• REQUIRED ACTION: Give every line of the listing word for word, beginning at the first and including the line with "0.07 | H→L (64%) |" as the last.

• DATA:
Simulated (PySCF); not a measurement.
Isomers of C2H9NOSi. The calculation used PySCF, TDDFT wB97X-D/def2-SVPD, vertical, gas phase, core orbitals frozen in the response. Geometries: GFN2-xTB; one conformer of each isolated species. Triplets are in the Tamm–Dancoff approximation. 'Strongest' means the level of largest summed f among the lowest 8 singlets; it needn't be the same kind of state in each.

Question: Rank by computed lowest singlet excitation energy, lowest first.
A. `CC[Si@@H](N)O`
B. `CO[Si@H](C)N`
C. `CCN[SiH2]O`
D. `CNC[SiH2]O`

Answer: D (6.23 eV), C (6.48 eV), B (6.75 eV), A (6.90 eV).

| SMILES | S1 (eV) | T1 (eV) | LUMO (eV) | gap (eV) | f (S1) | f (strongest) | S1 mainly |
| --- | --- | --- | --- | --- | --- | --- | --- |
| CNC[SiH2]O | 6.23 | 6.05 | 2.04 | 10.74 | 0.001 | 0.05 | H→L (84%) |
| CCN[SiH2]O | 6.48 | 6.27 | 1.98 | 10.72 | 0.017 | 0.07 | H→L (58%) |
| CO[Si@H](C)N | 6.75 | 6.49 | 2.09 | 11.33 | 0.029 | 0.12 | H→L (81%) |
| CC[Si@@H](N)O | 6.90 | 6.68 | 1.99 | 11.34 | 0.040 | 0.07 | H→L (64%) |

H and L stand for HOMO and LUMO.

• ANSWER BOX:
Simulated (PySCF); not a measurement.
Isomers of C2H9NOSi. The calculation used PySCF, TDDFT wB97X-D/def2-SVPD, vertical, gas phase, core orbitals frozen in the response. Geometries: GFN2-xTB; one conformer of each isolated species. Triplets are in the Tamm–Dancoff approximation. 'Strongest' means the level of largest summed f among the lowest 8 singlets; it needn't be the same kind of state in each.

Question: Rank by computed lowest singlet excitation energy, lowest first.
A. `CC[Si@@H](N)O`
B. `CO[Si@H](C)N`
C. `CCN[SiH2]O`
D. `CNC[SiH2]O`

Answer: D (6.23 eV), C (6.48 eV), B (6.75 eV), A (6.90 eV).

| SMILES | S1 (eV) | T1 (eV) | LUMO (eV) | gap (eV) | f (S1) | f (strongest) | S1 mainly |
| --- | --- | --- | --- | --- | --- | --- | --- |
| CNC[SiH2]O | 6.23 | 6.05 | 2.04 | 10.74 | 0.001 | 0.05 | H→L (84%) |
| CCN[SiH2]O | 6.48 | 6.27 | 1.98 | 10.72 | 0.017 | 0.07 | H→L (58%) |
| CO[Si@H](C)N | 6.75 | 6.49 | 2.09 | 11.33 | 0.029 | 0.12 | H→L (81%) |
| CC[Si@@H](N)O | 6.90 | 6.68 | 1.99 | 11.34 | 0.040 | 0.07 | H→L (64%) |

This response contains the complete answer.